### Work instruction
Everything from the first line of the records below through the line containing "7.87 | Sr(OH)2(l), Sr(l), SrO(s) |" is to be retyped exactly; leave out the rest.

######
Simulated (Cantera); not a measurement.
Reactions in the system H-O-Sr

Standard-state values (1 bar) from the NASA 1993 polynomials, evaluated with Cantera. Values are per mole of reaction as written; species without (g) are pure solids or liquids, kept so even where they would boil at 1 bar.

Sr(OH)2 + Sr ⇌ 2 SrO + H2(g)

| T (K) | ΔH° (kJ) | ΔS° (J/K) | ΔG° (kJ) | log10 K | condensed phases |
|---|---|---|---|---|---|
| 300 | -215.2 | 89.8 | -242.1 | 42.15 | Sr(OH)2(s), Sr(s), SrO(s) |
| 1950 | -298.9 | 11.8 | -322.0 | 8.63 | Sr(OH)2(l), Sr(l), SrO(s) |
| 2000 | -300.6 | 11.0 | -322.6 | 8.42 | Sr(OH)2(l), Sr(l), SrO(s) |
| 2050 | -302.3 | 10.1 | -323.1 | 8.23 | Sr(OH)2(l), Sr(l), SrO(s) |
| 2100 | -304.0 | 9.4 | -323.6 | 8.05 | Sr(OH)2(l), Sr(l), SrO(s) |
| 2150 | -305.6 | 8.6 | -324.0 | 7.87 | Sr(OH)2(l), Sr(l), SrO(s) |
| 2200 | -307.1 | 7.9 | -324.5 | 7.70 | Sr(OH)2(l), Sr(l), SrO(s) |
######

### Exercise solution
Simulated (Cantera); not a measurement.
Reactions in the system H-O-Sr

Standard-state values (1 bar) from the NASA 1993 polynomials, evaluated with Cantera. Values are per mole of reaction as written; species without (g) are pure solids or liquids, kept so even where they would boil at 1 bar.

Sr(OH)2 + Sr ⇌ 2 SrO + H2(g)

| T (K) | ΔH° (kJ) | ΔS° (J/K) | ΔG° (kJ) | log10 K | condensed phases |
|---|---|---|---|---|---|
| 300 | -215.2 | 89.8 | -242.1 | 42.15 | Sr(OH)2(s), Sr(s), SrO(s) |
| 1950 | -298.9 | 11.8 | -322.0 | 8.63 | Sr(OH)2(l), Sr(l), SrO(s) |
| 2000 | -300.6 | 11.0 | -322.6 | 8.42 | Sr(OH)2(l), Sr(l), SrO(s) |
| 2050 | -302.3 | 10.1 | -323.1 | 8.23 | Sr(OH)2(l), Sr(l), SrO(s) |
| 2100 | -304.0 | 9.4 | -323.6 | 8.05 | Sr(OH)2(l), Sr(l), SrO(s) |
| 2150 | -305.6 | 8.6 | -324.0 | 7.87 | Sr(OH)2(l), Sr(l), SrO(s) |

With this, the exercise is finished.